* _Exercise_
From the first line of the entries below to the line with "20.530 eV from", give each line again exactly.

* _Record extracts_
_ _ _ _
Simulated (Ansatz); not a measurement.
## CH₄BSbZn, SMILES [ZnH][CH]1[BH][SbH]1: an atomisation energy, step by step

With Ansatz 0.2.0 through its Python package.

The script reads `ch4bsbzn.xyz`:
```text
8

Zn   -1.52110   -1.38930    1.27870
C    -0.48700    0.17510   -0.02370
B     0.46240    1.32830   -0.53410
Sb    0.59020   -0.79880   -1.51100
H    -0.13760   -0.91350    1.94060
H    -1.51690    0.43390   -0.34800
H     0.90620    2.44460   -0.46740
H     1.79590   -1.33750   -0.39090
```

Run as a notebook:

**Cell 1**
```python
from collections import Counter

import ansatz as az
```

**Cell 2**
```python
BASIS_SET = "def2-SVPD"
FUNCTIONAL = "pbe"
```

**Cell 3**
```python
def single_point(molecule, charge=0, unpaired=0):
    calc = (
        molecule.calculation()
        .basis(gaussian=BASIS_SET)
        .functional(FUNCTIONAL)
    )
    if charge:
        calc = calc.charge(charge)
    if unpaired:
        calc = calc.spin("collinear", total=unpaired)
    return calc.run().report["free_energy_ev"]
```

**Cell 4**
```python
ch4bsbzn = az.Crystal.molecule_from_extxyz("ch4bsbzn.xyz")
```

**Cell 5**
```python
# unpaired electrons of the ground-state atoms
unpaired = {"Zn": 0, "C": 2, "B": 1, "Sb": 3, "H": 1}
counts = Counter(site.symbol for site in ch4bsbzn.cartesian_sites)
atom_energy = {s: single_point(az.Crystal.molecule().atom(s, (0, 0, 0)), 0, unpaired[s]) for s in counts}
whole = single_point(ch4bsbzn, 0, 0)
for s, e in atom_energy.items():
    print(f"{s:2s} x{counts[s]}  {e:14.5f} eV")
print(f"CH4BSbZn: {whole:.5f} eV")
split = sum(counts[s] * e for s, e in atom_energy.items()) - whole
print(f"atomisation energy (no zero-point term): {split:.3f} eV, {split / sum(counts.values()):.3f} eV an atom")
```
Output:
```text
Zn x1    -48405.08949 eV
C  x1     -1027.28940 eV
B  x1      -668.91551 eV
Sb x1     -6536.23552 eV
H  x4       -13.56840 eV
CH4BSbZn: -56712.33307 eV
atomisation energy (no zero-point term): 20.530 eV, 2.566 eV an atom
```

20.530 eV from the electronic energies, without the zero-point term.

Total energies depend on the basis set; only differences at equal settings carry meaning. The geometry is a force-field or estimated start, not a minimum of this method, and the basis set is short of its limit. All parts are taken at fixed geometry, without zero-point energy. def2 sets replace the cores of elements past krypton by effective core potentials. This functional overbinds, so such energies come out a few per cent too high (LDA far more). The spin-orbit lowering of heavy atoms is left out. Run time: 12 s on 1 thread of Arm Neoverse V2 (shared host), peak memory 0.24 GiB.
_ _ _ _

* _Written solution_
Simulated (Ansatz); not a measurement.
## CH₄BSbZn, SMILES [ZnH][CH]1[BH][SbH]1: an atomisation energy, step by step

With Ansatz 0.2.0 through its Python package.

The script reads `ch4bsbzn.xyz`:
```text
8

Zn   -1.52110   -1.38930    1.27870
C    -0.48700    0.17510   -0.02370
B     0.46240    1.32830   -0.53410
Sb    0.59020   -0.79880   -1.51100
H    -0.13760   -0.91350    1.94060
H    -1.51690    0.43390   -0.34800
H     0.90620    2.44460   -0.46740
H     1.79590   -1.33750   -0.39090
```

Run as a notebook:

**Cell 1**
```python
from collections import Counter

import ansatz as az
```

**Cell 2**
```python
BASIS_SET = "def2-SVPD"
FUNCTIONAL = "pbe"
```

**Cell 3**
```python
def single_point(molecule, charge=0, unpaired=0):
    calc = (
        molecule.calculation()
        .basis(gaussian=BASIS_SET)
        .functional(FUNCTIONAL)
    )
    if charge:
        calc = calc.charge(charge)
    if unpaired:
        calc = calc.spin("collinear", total=unpaired)
    return calc.run().report["free_energy_ev"]
```

**Cell 4**
```python
ch4bsbzn = az.Crystal.molecule_from_extxyz("ch4bsbzn.xyz")
```

**Cell 5**
```python
# unpaired electrons of the ground-state atoms
unpaired = {"Zn": 0, "C": 2, "B": 1, "Sb": 3, "H": 1}
counts = Counter(site.symbol for site in ch4bsbzn.cartesian_sites)
atom_energy = {s: single_point(az.Crystal.molecule().atom(s, (0, 0, 0)), 0, unpaired[s]) for s in counts}
whole = single_point(ch4bsbzn, 0, 0)
for s, e in atom_energy.items():
    print(f"{s:2s} x{counts[s]}  {e:14.5f} eV")
print(f"CH4BSbZn: {whole:.5f} eV")
split = sum(counts[s] * e for s, e in atom_energy.items()) - whole
print(f"atomisation energy (no zero-point term): {split:.3f} eV, {split / sum(counts.values()):.3f} eV an atom")
```
Output:
```text
Zn x1    -48405.08949 eV
C  x1     -1027.28940 eV
B  x1      -668.91551 eV
Sb x1     -6536.23552 eV
H  x4       -13.56840 eV
CH4BSbZn: -56712.33307 eV
atomisation energy (no zero-point term): 20.530 eV, 2.566 eV an atom
```

20.530 eV from the electronic energies, without the zero-point term.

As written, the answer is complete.